SUPPLIED INFORMATION: Begin
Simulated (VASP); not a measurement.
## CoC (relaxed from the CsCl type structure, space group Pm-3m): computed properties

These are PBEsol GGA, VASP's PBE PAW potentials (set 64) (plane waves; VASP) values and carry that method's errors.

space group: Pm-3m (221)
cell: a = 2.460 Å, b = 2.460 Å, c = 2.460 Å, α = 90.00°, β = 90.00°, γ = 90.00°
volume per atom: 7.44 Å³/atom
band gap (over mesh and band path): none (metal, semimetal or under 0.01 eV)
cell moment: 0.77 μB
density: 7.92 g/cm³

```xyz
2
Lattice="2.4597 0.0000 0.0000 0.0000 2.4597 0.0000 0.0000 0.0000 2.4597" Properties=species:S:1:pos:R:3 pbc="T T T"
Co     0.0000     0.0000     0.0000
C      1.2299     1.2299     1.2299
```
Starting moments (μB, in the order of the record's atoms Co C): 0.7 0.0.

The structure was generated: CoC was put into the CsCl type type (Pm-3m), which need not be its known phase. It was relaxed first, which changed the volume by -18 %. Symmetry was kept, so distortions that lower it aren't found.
SUPPLIED INFORMATION: End

● WORK TASK
In your reply, restate exactly the lines from the start of the records above through the line holding "Starting moments (μB, in", including both, and nothing else.

● EXERCISE RESULT
Simulated (VASP); not a measurement.
## CoC (relaxed from the CsCl type structure, space group Pm-3m): computed properties

These are PBEsol GGA, VASP's PBE PAW potentials (set 64) (plane waves; VASP) values and carry that method's errors.

space group: Pm-3m (221)
cell: a = 2.460 Å, b = 2.460 Å, c = 2.460 Å, α = 90.00°, β = 90.00°, γ = 90.00°
volume per atom: 7.44 Å³/atom
band gap (over mesh and band path): none (metal, semimetal or under 0.01 eV)
cell moment: 0.77 μB
density: 7.92 g/cm³

```xyz
2
Lattice="2.4597 0.0000 0.0000 0.0000 2.4597 0.0000 0.0000 0.0000 2.4597" Properties=species:S:1:pos:R:3 pbc="T T T"
Co     0.0000     0.0000     0.0000
C      1.2299     1.2299     1.2299
```
Starting moments (μB, in the order of the record's atoms Co C): 0.7 0.0.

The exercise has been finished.